:: TASK ITEM ::
Please give back word for word the lines below, from the first one through the one with "All values below".

[Opening INFORMATION SUPPLIED section]
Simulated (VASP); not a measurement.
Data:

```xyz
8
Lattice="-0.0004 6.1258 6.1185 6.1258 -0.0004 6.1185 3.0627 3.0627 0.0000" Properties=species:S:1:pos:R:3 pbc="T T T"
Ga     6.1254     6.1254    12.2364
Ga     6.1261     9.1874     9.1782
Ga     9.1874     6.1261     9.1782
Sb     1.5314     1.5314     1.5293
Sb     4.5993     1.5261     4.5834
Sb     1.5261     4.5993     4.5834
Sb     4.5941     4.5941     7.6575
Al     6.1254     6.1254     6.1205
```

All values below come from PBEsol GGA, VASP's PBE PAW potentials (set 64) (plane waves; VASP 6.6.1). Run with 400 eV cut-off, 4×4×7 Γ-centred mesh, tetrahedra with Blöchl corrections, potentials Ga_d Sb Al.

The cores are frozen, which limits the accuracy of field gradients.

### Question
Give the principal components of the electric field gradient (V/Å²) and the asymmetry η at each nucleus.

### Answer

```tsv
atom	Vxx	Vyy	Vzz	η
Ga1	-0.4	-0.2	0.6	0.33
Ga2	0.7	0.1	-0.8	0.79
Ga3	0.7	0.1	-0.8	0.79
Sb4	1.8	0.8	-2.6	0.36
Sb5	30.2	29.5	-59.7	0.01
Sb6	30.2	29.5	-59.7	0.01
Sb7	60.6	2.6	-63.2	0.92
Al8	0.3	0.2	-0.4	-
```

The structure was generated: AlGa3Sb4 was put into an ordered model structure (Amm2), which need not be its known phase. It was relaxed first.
[Closing INFORMATION SUPPLIED section]

:: ANSWER SPACE ::
Simulated (VASP); not a measurement.
Data:

```xyz
8
Lattice="-0.0004 6.1258 6.1185 6.1258 -0.0004 6.1185 3.0627 3.0627 0.0000" Properties=species:S:1:pos:R:3 pbc="T T T"
Ga     6.1254     6.1254    12.2364
Ga     6.1261     9.1874     9.1782
Ga     9.1874     6.1261     9.1782
Sb     1.5314     1.5314     1.5293
Sb     4.5993     1.5261     4.5834
Sb     1.5261     4.5993     4.5834
Sb     4.5941     4.5941     7.6575
Al     6.1254     6.1254     6.1205
```

All values below come from PBEsol GGA, VASP's PBE PAW potentials (set 64) (plane waves; VASP 6.6.1). Run with 400 eV cut-off, 4×4×7 Γ-centred mesh, tetrahedra with Blöchl corrections, potentials Ga_d Sb Al.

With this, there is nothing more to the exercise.